> [REQUIRED ACTION]: The entire set of lines below should be copied exactly.

> [DATA EXTRACT]:
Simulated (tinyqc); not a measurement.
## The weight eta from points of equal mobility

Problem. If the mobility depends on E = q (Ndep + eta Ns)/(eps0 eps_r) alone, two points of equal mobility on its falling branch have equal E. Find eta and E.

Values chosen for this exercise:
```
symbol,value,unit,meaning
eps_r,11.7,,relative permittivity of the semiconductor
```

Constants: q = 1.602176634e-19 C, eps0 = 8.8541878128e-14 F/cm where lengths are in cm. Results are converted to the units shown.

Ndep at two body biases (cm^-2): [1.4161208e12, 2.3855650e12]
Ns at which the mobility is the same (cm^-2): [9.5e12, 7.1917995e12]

> [TASK RESULT]:
Simulated (tinyqc); not a measurement.
## The weight eta from points of equal mobility

Problem. If the mobility depends on E = q (Ndep + eta Ns)/(eps0 eps_r) alone, two points of equal mobility on its falling branch have equal E. Find eta and E.

Values chosen for this exercise:
```
symbol,value,unit,meaning
eps_r,11.7,,relative permittivity of the semiconductor
```

Constants: q = 1.602176634e-19 C, eps0 = 8.8541878128e-14 F/cm where lengths are in cm. Results are converted to the units shown.

Ndep at two body biases (cm^-2): [1.4161208e12, 2.3855650e12]
Ns at which the mobility is the same (cm^-2): [9.5e12, 7.1917995e12]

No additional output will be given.